Requirement> Up to and including the line with "Alike in all", please reproduce the lines below exactly, beginning with the first.

***** Material shown

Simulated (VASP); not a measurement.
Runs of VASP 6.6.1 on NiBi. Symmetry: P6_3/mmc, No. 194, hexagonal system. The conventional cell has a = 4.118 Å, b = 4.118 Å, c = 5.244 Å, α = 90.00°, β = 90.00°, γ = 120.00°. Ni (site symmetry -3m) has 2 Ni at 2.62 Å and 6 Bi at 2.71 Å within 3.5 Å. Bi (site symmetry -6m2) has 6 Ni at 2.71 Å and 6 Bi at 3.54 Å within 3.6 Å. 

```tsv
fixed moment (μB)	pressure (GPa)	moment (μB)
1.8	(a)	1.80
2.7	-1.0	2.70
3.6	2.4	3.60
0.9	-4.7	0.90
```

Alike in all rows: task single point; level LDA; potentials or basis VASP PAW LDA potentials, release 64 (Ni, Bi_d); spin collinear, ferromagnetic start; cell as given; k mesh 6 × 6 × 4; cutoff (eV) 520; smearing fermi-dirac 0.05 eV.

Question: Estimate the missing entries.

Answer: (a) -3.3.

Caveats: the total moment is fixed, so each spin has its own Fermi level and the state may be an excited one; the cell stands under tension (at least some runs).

**********

Answer area>
Simulated (VASP); not a measurement.
Runs of VASP 6.6.1 on NiBi. Symmetry: P6_3/mmc, No. 194, hexagonal system. The conventional cell has a = 4.118 Å, b = 4.118 Å, c = 5.244 Å, α = 90.00°, β = 90.00°, γ = 120.00°. Ni (site symmetry -3m) has 2 Ni at 2.62 Å and 6 Bi at 2.71 Å within 3.5 Å. Bi (site symmetry -6m2) has 6 Ni at 2.71 Å and 6 Bi at 3.54 Å within 3.6 Å. 

```tsv
fixed moment (μB)	pressure (GPa)	moment (μB)
1.8	(a)	1.80
2.7	-1.0	2.70
3.6	2.4	3.60
0.9	-4.7	0.90
```

Alike in all rows: task single point; level LDA; potentials or basis VASP PAW LDA potentials, release 64 (Ni, Bi_d); spin collinear, ferromagnetic start; cell as given; k mesh 6 × 6 × 4; cutoff (eV) 520; smearing fermi-dirac 0.05 eV.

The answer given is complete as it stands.